ASSIGNED TASK:
Everything in the listing below from the line containing "spin multiplicity 1." through the line containing "Atoms are counted" must be repeated exactly; the remaining lines are not wanted.

THE DATA:
◇ ◇ ◇ ◇

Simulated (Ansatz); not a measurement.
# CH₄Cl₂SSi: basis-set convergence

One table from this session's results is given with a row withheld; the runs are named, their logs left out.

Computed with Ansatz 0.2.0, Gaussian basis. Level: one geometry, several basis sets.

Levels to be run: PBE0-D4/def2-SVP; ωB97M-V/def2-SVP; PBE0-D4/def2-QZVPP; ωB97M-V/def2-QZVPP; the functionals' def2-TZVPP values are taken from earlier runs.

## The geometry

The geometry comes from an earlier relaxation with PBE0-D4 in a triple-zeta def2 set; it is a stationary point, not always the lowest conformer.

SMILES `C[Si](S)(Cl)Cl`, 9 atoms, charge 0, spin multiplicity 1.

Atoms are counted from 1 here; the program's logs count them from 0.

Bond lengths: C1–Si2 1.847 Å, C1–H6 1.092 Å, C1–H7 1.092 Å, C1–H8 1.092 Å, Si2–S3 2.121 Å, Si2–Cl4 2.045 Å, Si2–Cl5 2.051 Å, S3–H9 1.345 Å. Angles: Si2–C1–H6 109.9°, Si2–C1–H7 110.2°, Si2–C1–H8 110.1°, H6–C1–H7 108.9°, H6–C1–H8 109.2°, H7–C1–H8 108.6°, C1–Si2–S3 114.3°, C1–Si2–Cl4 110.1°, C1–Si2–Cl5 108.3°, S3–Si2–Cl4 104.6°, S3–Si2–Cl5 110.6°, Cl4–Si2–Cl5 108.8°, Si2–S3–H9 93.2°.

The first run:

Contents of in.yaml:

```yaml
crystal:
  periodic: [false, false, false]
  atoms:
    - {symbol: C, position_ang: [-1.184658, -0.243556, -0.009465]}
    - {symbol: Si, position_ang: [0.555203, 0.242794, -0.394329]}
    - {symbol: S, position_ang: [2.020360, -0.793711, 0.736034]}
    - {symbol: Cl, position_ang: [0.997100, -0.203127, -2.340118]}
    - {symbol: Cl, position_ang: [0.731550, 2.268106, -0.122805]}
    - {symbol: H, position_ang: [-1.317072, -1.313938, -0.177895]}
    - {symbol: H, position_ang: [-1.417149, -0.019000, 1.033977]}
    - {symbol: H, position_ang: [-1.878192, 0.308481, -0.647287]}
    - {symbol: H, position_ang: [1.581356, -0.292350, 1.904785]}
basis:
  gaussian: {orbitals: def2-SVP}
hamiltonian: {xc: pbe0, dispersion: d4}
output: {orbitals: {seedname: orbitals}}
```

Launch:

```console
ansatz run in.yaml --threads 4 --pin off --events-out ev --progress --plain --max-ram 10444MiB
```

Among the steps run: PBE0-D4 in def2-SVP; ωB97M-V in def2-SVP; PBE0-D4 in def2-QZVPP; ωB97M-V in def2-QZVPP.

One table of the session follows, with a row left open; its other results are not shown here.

◇ ◇ ◇ ◇

EXERCISE OUTPUT:
SMILES `C[Si](S)(Cl)Cl`, 9 atoms, charge 0, spin multiplicity 1.

Atoms are counted from 1 here; the program's logs count them from 0.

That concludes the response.